— Data extracts —
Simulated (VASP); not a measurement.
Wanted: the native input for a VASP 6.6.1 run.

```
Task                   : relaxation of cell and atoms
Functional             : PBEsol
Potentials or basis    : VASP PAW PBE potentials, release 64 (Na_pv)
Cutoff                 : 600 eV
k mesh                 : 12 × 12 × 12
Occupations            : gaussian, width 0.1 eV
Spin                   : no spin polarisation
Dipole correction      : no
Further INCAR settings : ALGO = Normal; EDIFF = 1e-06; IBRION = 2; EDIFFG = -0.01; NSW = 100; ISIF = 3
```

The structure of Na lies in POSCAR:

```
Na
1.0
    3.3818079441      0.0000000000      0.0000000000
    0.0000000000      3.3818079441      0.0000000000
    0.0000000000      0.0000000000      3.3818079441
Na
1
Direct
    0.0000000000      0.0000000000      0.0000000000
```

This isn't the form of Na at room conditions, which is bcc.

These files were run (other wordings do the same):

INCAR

— Work task —
The listing must be repeated in full, with nothing altered.

— Response area —
Simulated (VASP); not a measurement.
Wanted: the native input for a VASP 6.6.1 run.

```
Task                   : relaxation of cell and atoms
Functional             : PBEsol
Potentials or basis    : VASP PAW PBE potentials, release 64 (Na_pv)
Cutoff                 : 600 eV
k mesh                 : 12 × 12 × 12
Occupations            : gaussian, width 0.1 eV
Spin                   : no spin polarisation
Dipole correction      : no
Further INCAR settings : ALGO = Normal; EDIFF = 1e-06; IBRION = 2; EDIFFG = -0.01; NSW = 100; ISIF = 3
```

The structure of Na lies in POSCAR:

```
Na
1.0
    3.3818079441      0.0000000000      0.0000000000
    0.0000000000      3.3818079441      0.0000000000
    0.0000000000      0.0000000000      3.3818079441
Na
1
Direct
    0.0000000000      0.0000000000      0.0000000000
```

This isn't the form of Na at room conditions, which is bcc.

These files were run (other wordings do the same):

INCAR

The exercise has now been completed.